::::
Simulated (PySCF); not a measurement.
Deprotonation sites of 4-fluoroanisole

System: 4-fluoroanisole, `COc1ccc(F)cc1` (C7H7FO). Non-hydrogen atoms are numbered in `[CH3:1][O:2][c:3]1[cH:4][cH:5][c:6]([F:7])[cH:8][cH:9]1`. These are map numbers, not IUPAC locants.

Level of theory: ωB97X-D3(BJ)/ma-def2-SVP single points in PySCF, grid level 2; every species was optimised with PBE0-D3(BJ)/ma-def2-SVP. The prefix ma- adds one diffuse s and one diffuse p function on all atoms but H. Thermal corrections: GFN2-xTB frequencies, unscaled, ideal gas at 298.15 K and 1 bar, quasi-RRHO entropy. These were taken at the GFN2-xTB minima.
::::

Reproduce all entries. Keep them exact.

Expected answer:
Simulated (PySCF); not a measurement.
Deprotonation sites of 4-fluoroanisole

System: 4-fluoroanisole, `COc1ccc(F)cc1` (C7H7FO). Non-hydrogen atoms are numbered in `[CH3:1][O:2][c:3]1[cH:4][cH:5][c:6]([F:7])[cH:8][cH:9]1`. These are map numbers, not IUPAC locants.

Level of theory: ωB97X-D3(BJ)/ma-def2-SVP single points in PySCF, grid level 2; every species was optimised with PBE0-D3(BJ)/ma-def2-SVP. The prefix ma- adds one diffuse s and one diffuse p function on all atoms but H. Thermal corrections: GFN2-xTB frequencies, unscaled, ideal gas at 298.15 K and 1 bar, quasi-RRHO entropy. These were taken at the GFN2-xTB minima.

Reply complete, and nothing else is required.